**Excerpted data:**
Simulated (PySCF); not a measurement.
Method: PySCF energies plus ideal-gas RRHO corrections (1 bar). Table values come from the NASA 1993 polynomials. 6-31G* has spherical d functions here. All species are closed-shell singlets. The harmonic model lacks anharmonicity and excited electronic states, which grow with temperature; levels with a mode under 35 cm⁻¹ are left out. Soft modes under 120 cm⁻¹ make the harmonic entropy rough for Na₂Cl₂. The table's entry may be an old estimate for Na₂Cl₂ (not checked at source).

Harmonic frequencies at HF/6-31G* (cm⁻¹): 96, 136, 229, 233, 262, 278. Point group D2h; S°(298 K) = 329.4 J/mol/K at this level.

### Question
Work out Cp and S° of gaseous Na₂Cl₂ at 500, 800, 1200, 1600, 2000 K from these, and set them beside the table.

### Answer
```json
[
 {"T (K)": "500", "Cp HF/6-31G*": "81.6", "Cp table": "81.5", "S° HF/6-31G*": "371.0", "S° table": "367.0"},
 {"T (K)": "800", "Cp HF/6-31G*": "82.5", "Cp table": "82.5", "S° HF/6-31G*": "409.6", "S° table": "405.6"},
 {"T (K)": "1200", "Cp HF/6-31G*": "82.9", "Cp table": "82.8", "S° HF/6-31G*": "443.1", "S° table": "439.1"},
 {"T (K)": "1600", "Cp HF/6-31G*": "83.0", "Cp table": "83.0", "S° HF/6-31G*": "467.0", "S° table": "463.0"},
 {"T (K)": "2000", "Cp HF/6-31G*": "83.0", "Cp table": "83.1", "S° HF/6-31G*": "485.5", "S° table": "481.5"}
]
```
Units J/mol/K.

**Work instruction:** Give again, exactly as written, the lines running from the first line of the data above through the line that contains "### Question".

**Answer area:**
Simulated (PySCF); not a measurement.
Method: PySCF energies plus ideal-gas RRHO corrections (1 bar). Table values come from the NASA 1993 polynomials. 6-31G* has spherical d functions here. All species are closed-shell singlets. The harmonic model lacks anharmonicity and excited electronic states, which grow with temperature; levels with a mode under 35 cm⁻¹ are left out. Soft modes under 120 cm⁻¹ make the harmonic entropy rough for Na₂Cl₂. The table's entry may be an old estimate for Na₂Cl₂ (not checked at source).

Harmonic frequencies at HF/6-31G* (cm⁻¹): 96, 136, 229, 233, 262, 278. Point group D2h; S°(298 K) = 329.4 J/mol/K at this level.

### Question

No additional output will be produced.